Below are records to be output exactly, every one of them.

········

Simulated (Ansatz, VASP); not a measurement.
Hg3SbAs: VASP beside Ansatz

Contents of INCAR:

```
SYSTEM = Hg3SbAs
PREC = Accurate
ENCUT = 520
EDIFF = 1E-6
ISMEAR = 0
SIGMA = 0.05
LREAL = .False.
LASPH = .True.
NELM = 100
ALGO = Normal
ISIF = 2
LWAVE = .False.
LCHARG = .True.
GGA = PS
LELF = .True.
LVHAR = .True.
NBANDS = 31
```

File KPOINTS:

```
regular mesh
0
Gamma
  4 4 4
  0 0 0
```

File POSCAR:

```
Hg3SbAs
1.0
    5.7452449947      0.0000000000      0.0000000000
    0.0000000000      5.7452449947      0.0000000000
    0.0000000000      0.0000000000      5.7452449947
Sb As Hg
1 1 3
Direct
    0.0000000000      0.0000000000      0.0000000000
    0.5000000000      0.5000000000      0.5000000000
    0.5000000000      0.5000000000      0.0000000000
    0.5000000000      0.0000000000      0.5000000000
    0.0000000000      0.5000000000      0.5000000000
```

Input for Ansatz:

········

_EXERCISE RESULT_:
Simulated (Ansatz, VASP); not a measurement.
Hg3SbAs: VASP beside Ansatz

Contents of INCAR:

```
SYSTEM = Hg3SbAs
PREC = Accurate
ENCUT = 520
EDIFF = 1E-6
ISMEAR = 0
SIGMA = 0.05
LREAL = .False.
LASPH = .True.
NELM = 100
ALGO = Normal
ISIF = 2
LWAVE = .False.
LCHARG = .True.
GGA = PS
LELF = .True.
LVHAR = .True.
NBANDS = 31
```

File KPOINTS:

```
regular mesh
0
Gamma
  4 4 4
  0 0 0
```

File POSCAR:

```
Hg3SbAs
1.0
    5.7452449947      0.0000000000      0.0000000000
    0.0000000000      5.7452449947      0.0000000000
    0.0000000000      0.0000000000      5.7452449947
Sb As Hg
1 1 3
Direct
    0.0000000000      0.0000000000      0.0000000000
    0.5000000000      0.5000000000      0.5000000000
    0.5000000000      0.5000000000      0.0000000000
    0.5000000000      0.0000000000      0.5000000000
    0.0000000000      0.5000000000      0.5000000000
```

Input for Ansatz:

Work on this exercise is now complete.